== Listed records

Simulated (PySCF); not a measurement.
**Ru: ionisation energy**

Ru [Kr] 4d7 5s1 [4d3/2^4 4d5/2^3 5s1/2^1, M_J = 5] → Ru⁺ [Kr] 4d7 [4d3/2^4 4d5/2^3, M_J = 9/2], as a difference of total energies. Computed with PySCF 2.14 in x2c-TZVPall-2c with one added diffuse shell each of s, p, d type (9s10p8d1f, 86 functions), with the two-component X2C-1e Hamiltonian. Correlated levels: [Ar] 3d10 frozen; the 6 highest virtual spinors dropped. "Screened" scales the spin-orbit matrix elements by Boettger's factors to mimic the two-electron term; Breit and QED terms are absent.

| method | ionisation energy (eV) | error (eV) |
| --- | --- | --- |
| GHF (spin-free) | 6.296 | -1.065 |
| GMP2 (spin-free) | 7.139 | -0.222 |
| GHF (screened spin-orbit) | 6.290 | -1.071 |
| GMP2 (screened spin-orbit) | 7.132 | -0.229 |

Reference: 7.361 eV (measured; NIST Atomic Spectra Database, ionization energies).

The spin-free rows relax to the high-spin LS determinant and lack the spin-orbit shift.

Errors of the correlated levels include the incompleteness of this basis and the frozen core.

====

* _Assignment_
Reproduce the entries above exactly, but only the lines between the line holding "error (eV) |" and the line holding "The spin-free rows", inclusive.

* _Expected answer_
| method | ionisation energy (eV) | error (eV) |
| --- | --- | --- |
| GHF (spin-free) | 6.296 | -1.065 |
| GMP2 (spin-free) | 7.139 | -0.222 |
| GHF (screened spin-orbit) | 6.290 | -1.071 |
| GMP2 (screened spin-orbit) | 7.132 | -0.229 |

Reference: 7.361 eV (measured; NIST Atomic Spectra Database, ionization energies).

The spin-free rows relax to the high-spin LS determinant and lack the spin-orbit shift.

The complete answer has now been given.